→ **LISTED ENTRIES**:
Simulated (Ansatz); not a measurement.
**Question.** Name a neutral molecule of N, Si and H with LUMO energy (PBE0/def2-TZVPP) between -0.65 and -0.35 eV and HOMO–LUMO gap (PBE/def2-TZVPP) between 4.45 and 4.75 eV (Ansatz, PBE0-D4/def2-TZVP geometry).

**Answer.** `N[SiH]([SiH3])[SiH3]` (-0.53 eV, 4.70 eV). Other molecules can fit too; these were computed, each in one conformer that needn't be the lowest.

→ **WORK REQUEST**:
Repeat exactly the lines from the first line of the records above through the line containing "(Ansatz, PBE0-D4/def2-TZVP geometry).", both included, and nothing else.

→ **EXPECTED ANSWER**:
Simulated (Ansatz); not a measurement.
**Question.** Name a neutral molecule of N, Si and H with LUMO energy (PBE0/def2-TZVPP) between -0.65 and -0.35 eV and HOMO–LUMO gap (PBE/def2-TZVPP) between 4.45 and 4.75 eV (Ansatz, PBE0-D4/def2-TZVP geometry).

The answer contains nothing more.